DATA SECTION:
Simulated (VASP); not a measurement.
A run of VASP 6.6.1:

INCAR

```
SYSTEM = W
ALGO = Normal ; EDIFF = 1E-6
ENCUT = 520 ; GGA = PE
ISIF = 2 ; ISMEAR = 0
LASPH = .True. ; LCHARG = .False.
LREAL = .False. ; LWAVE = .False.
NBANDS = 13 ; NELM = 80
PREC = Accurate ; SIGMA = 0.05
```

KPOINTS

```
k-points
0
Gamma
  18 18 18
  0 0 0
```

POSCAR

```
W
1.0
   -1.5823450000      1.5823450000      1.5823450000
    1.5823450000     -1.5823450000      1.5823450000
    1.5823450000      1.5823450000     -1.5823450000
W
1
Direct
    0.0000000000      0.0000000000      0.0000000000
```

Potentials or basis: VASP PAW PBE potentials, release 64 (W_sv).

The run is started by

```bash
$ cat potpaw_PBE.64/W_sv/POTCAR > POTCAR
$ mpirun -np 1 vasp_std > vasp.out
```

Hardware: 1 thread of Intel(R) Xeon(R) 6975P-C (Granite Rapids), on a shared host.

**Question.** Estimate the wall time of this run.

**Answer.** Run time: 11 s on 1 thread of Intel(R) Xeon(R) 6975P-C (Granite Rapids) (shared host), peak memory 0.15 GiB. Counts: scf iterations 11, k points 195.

WORK ORDER:
From the records above, quote only the lines running from the line with "Potentials or basis: VASP" to the line with "of this run.", both lines included.

ANSWER SPACE:
Potentials or basis: VASP PAW PBE potentials, release 64 (W_sv).

The run is started by

```bash
$ cat potpaw_PBE.64/W_sv/POTCAR > POTCAR
$ mpirun -np 1 vasp_std > vasp.out
```

Hardware: 1 thread of Intel(R) Xeon(R) 6975P-C (Granite Rapids), on a shared host.

**Question.** Estimate the wall time of this run.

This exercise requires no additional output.